## REQUIRED ACTION
Only the lines from the top of the material through the line containing "Result: By this" should be restated, each one exactly.

Start of DATA SUPPLIED

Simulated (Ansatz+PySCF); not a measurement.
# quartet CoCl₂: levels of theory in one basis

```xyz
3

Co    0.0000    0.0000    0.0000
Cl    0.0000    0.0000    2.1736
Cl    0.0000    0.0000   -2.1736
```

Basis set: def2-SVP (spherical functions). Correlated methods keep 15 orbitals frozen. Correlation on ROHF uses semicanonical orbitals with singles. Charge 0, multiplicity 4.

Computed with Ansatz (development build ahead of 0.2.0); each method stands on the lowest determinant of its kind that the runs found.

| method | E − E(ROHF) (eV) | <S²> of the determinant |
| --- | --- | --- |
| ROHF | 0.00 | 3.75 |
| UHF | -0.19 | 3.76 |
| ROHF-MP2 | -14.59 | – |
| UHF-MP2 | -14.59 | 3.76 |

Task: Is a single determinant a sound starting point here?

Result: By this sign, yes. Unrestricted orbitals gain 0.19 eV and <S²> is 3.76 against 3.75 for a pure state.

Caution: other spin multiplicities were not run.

End of DATA SUPPLIED

## EXPECTED ANSWER
Simulated (Ansatz+PySCF); not a measurement.
# quartet CoCl₂: levels of theory in one basis

```xyz
3

Co    0.0000    0.0000    0.0000
Cl    0.0000    0.0000    2.1736
Cl    0.0000    0.0000   -2.1736
```

Basis set: def2-SVP (spherical functions). Correlated methods keep 15 orbitals frozen. Correlation on ROHF uses semicanonical orbitals with singles. Charge 0, multiplicity 4.

Computed with Ansatz (development build ahead of 0.2.0); each method stands on the lowest determinant of its kind that the runs found.

| method | E − E(ROHF) (eV) | <S²> of the determinant |
| --- | --- | --- |
| ROHF | 0.00 | 3.75 |
| UHF | -0.19 | 3.76 |
| ROHF-MP2 | -14.59 | – |
| UHF-MP2 | -14.59 | 3.76 |

Task: Is a single determinant a sound starting point here?

Result: By this sign, yes. Unrestricted orbitals gain 0.19 eV and <S²> is 3.76 against 3.75 for a pure state.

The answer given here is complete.